|---|

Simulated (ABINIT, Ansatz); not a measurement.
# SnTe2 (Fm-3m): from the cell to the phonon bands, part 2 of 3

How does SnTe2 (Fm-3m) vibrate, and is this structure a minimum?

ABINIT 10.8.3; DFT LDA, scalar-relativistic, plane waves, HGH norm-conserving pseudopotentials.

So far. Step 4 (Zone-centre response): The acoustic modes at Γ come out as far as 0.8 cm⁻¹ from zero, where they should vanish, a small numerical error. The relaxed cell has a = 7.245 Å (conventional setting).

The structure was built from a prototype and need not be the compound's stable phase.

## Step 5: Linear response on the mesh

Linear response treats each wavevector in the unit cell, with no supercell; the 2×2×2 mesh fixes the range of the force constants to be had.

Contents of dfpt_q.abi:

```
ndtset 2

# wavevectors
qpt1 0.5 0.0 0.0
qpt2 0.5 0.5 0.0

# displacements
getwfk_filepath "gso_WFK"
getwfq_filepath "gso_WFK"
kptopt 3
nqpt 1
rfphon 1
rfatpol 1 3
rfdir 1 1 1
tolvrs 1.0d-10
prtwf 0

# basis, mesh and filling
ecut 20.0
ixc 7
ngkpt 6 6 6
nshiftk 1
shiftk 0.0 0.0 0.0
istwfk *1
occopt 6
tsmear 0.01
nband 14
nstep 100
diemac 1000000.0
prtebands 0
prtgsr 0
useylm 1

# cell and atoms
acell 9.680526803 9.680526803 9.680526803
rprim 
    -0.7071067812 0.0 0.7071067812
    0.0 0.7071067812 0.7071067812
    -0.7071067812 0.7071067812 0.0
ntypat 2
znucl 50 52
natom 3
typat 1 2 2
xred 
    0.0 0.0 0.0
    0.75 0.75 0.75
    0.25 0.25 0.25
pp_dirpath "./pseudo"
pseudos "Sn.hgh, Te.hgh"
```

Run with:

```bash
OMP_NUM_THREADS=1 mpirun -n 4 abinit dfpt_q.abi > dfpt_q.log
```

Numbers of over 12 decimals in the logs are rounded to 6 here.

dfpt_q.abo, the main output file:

|---|

> WORK ORDER: Look above for the line holding "How does SnTe2" and the line holding "Numbers of over". Retype both, and every line between them, word for word and nothing else.

> RESULT:
How does SnTe2 (Fm-3m) vibrate, and is this structure a minimum?

ABINIT 10.8.3; DFT LDA, scalar-relativistic, plane waves, HGH norm-conserving pseudopotentials.

So far. Step 4 (Zone-centre response): The acoustic modes at Γ come out as far as 0.8 cm⁻¹ from zero, where they should vanish, a small numerical error. The relaxed cell has a = 7.245 Å (conventional setting).

The structure was built from a prototype and need not be the compound's stable phase.

## Step 5: Linear response on the mesh

Linear response treats each wavevector in the unit cell, with no supercell; the 2×2×2 mesh fixes the range of the force constants to be had.

Contents of dfpt_q.abi:

```
ndtset 2

# wavevectors
qpt1 0.5 0.0 0.0
qpt2 0.5 0.5 0.0

# displacements
getwfk_filepath "gso_WFK"
getwfq_filepath "gso_WFK"
kptopt 3
nqpt 1
rfphon 1
rfatpol 1 3
rfdir 1 1 1
tolvrs 1.0d-10
prtwf 0

# basis, mesh and filling
ecut 20.0
ixc 7
ngkpt 6 6 6
nshiftk 1
shiftk 0.0 0.0 0.0
istwfk *1
occopt 6
tsmear 0.01
nband 14
nstep 100
diemac 1000000.0
prtebands 0
prtgsr 0
useylm 1

# cell and atoms
acell 9.680526803 9.680526803 9.680526803
rprim 
    -0.7071067812 0.0 0.7071067812
    0.0 0.7071067812 0.7071067812
    -0.7071067812 0.7071067812 0.0
ntypat 2
znucl 50 52
natom 3
typat 1 2 2
xred 
    0.0 0.0 0.0
    0.75 0.75 0.75
    0.25 0.25 0.25
pp_dirpath "./pseudo"
pseudos "Sn.hgh, Te.hgh"
```

Run with:

```bash
OMP_NUM_THREADS=1 mpirun -n 4 abinit dfpt_q.abi > dfpt_q.log
```

Numbers of over 12 decimals in the logs are rounded to 6 here.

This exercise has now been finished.